Please write out exactly, and only, the lines from the first in the material below to the line containing "Method: homogeneous strain", both included.

————

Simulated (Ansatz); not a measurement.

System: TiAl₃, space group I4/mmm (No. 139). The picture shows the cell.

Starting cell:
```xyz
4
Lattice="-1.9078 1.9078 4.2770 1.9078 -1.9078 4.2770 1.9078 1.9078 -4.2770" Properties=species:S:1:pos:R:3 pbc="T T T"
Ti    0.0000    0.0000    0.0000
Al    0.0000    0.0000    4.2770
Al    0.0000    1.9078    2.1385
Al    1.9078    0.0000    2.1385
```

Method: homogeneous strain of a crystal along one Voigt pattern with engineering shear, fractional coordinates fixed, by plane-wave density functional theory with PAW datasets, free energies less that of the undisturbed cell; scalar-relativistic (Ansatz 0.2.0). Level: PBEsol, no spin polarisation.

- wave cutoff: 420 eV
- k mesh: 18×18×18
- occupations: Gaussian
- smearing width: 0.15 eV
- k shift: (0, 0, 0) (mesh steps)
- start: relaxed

————

TASK SOLUTION:
Simulated (Ansatz); not a measurement.

System: TiAl₃, space group I4/mmm (No. 139). The picture shows the cell.

Starting cell:
```xyz
4
Lattice="-1.9078 1.9078 4.2770 1.9078 -1.9078 4.2770 1.9078 1.9078 -4.2770" Properties=species:S:1:pos:R:3 pbc="T T T"
Ti    0.0000    0.0000    0.0000
Al    0.0000    0.0000    4.2770
Al    0.0000    1.9078    2.1385
Al    1.9078    0.0000    2.1385
```

Method: homogeneous strain of a crystal along one Voigt pattern with engineering shear, fractional coordinates fixed, by plane-wave density functional theory with PAW datasets, free energies less that of the undisturbed cell; scalar-relativistic (Ansatz 0.2.0). Level: PBEsol, no spin polarisation.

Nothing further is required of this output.